### Dataset excerpts
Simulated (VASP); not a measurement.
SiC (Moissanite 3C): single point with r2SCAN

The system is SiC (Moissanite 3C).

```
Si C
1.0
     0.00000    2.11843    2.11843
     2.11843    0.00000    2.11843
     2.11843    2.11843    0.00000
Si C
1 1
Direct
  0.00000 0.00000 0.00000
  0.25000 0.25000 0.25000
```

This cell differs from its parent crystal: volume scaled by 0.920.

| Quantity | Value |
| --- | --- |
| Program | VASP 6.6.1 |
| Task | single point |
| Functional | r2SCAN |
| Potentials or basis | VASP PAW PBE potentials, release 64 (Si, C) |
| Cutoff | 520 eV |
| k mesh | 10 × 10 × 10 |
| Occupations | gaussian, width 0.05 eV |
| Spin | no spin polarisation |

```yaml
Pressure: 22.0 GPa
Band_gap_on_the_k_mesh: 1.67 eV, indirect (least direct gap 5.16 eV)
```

### Required action
Repeat the whole of the data above exactly as it appears.

### Your response
Simulated (VASP); not a measurement.
SiC (Moissanite 3C): single point with r2SCAN

The system is SiC (Moissanite 3C).

```
Si C
1.0
     0.00000    2.11843    2.11843
     2.11843    0.00000    2.11843
     2.11843    2.11843    0.00000
Si C
1 1
Direct
  0.00000 0.00000 0.00000
  0.25000 0.25000 0.25000
```

This cell differs from its parent crystal: volume scaled by 0.920.

| Quantity | Value |
| --- | --- |
| Program | VASP 6.6.1 |
| Task | single point |
| Functional | r2SCAN |
| Potentials or basis | VASP PAW PBE potentials, release 64 (Si, C) |
| Cutoff | 520 eV |
| k mesh | 10 × 10 × 10 |
| Occupations | gaussian, width 0.05 eV |
| Spin | no spin polarisation |

```yaml
Pressure: 22.0 GPa
Band_gap_on_the_k_mesh: 1.67 eV, indirect (least direct gap 5.16 eV)
```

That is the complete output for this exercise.